══════
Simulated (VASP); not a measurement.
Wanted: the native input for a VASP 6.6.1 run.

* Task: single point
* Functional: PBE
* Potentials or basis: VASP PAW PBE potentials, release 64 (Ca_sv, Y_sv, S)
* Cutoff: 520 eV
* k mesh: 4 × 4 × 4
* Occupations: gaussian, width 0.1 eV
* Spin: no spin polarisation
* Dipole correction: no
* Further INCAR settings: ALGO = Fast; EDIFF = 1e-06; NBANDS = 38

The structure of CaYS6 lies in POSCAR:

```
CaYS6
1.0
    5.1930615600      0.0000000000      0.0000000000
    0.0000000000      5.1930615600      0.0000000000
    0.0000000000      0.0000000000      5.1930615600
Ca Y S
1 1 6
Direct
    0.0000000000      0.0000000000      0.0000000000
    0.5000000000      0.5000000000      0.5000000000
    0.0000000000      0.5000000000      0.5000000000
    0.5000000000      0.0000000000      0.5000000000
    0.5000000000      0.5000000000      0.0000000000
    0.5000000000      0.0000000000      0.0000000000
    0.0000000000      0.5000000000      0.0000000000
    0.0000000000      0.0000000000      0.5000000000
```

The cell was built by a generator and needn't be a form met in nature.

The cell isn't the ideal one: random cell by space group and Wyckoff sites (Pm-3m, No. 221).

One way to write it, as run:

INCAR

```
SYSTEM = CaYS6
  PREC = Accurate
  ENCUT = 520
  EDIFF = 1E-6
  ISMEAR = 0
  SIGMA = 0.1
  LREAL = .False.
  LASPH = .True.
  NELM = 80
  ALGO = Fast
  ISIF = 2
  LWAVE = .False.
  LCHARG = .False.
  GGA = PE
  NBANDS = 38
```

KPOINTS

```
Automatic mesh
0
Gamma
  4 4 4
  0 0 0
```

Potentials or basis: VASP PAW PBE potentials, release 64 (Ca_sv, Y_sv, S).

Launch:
══════

*ASSIGNED TASK*
Restate the records above verbatim up to and including the line containing "width 0.1 eV".

*ANSWER SPACE*
Simulated (VASP); not a measurement.
Wanted: the native input for a VASP 6.6.1 run.

* Task: single point
* Functional: PBE
* Potentials or basis: VASP PAW PBE potentials, release 64 (Ca_sv, Y_sv, S)
* Cutoff: 520 eV
* k mesh: 4 × 4 × 4
* Occupations: gaussian, width 0.1 eV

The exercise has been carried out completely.